### DATA FOR REVIEW
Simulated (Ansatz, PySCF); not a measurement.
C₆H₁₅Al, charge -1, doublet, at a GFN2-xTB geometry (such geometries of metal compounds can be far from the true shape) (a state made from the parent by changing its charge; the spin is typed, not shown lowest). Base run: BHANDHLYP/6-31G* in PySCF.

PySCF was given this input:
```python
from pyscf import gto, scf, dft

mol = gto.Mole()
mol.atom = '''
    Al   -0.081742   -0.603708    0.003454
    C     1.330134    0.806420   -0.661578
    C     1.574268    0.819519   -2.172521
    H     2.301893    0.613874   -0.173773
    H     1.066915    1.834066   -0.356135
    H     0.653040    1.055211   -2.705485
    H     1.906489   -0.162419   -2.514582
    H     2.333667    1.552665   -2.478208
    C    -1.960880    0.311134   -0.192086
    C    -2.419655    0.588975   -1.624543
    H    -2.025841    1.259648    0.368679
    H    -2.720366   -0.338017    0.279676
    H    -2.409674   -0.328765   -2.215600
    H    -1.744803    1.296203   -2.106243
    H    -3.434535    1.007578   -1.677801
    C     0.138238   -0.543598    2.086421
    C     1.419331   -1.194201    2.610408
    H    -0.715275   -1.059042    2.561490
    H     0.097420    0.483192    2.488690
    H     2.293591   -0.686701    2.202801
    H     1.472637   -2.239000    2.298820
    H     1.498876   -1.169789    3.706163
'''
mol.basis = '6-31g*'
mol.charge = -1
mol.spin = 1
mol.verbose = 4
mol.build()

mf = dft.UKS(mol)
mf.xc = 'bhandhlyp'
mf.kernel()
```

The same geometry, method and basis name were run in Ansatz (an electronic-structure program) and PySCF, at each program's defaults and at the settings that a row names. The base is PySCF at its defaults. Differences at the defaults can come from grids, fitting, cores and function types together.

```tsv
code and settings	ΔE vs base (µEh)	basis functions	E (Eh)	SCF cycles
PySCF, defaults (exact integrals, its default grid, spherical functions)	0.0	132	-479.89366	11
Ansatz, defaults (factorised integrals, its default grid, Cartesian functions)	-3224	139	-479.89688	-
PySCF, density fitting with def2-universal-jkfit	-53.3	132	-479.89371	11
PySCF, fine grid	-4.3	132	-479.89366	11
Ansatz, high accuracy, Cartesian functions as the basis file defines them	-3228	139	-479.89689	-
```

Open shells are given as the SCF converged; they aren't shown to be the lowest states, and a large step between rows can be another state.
######

Would you please write out, exactly and with no other lines, the stretch of the listing above from the line containing "C₆H₁₅Al, charge -1, doublet, at" through the line containing "PySCF was given"?

▸ TASK RESPONSE
C₆H₁₅Al, charge -1, doublet, at a GFN2-xTB geometry (such geometries of metal compounds can be far from the true shape) (a state made from the parent by changing its charge; the spin is typed, not shown lowest). Base run: BHANDHLYP/6-31G* in PySCF.

PySCF was given this input:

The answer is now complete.